Work request
The data must be returned in full and exactly as given.

╭─ Information

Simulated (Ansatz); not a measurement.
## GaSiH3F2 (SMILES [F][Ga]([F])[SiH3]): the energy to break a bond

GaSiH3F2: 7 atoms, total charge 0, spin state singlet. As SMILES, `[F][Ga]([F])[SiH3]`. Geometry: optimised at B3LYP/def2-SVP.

╰─

Reply
Simulated (Ansatz); not a measurement.
## GaSiH3F2 (SMILES [F][Ga]([F])[SiH3]): the energy to break a bond

GaSiH3F2: 7 atoms, total charge 0, spin state singlet. As SMILES, `[F][Ga]([F])[SiH3]`. Geometry: optimised at B3LYP/def2-SVP.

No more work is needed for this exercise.